The entries below should be transcribed exactly, every one of them.

• • • • • • •
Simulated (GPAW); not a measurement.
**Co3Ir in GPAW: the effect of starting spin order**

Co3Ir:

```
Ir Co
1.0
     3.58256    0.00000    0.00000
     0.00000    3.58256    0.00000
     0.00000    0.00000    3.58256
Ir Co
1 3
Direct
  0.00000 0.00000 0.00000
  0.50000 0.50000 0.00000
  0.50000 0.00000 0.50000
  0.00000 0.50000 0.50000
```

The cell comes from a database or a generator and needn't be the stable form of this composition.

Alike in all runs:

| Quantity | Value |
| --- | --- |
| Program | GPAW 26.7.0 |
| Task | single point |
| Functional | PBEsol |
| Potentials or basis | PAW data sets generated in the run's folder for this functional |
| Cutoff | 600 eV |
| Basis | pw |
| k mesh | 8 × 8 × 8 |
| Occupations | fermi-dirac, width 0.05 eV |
• • • • • • •

(Expected answer):
Simulated (GPAW); not a measurement.
**Co3Ir in GPAW: the effect of starting spin order**

Co3Ir:

```
Ir Co
1.0
     3.58256    0.00000    0.00000
     0.00000    3.58256    0.00000
     0.00000    0.00000    3.58256
Ir Co
1 3
Direct
  0.00000 0.00000 0.00000
  0.50000 0.50000 0.00000
  0.50000 0.00000 0.50000
  0.00000 0.50000 0.50000
```

The cell comes from a database or a generator and needn't be the stable form of this composition.

Alike in all runs:

| Quantity | Value |
| --- | --- |
| Program | GPAW 26.7.0 |
| Task | single point |
| Functional | PBEsol |
| Potentials or basis | PAW data sets generated in the run's folder for this functional |
| Cutoff | 600 eV |
| Basis | pw |
| k mesh | 8 × 8 × 8 |
| Occupations | fermi-dirac, width 0.05 eV |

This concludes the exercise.